# Action item
Starting at the top of the records, output every line through the one that contains "Electron continuity equation", keeping each exactly as it appears.

··· Data extract ···

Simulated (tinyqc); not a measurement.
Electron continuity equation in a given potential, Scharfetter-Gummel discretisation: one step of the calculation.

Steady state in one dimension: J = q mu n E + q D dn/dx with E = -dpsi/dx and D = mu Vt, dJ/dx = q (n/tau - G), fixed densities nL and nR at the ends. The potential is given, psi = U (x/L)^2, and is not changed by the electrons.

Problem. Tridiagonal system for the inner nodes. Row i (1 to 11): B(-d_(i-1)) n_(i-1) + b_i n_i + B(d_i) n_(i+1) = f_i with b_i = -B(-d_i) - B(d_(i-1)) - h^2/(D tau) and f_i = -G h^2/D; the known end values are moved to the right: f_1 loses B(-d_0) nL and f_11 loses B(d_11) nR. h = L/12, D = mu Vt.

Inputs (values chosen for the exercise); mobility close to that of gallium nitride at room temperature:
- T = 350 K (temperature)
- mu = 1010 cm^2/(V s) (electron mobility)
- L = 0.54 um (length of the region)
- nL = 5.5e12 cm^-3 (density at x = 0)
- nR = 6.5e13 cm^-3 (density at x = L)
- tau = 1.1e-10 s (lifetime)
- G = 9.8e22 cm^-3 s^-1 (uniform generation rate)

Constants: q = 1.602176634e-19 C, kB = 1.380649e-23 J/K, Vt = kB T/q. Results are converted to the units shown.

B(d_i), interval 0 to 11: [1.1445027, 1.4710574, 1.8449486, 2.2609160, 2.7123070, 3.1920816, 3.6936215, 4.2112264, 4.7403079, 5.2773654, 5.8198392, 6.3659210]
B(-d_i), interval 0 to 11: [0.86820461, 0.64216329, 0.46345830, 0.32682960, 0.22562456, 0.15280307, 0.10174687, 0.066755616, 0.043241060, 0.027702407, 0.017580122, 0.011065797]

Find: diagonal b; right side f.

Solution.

···

# Answer area
Simulated (tinyqc); not a measurement.
Electron continuity equation in a given potential, Scharfetter-Gummel discretisation: one step of the calculation.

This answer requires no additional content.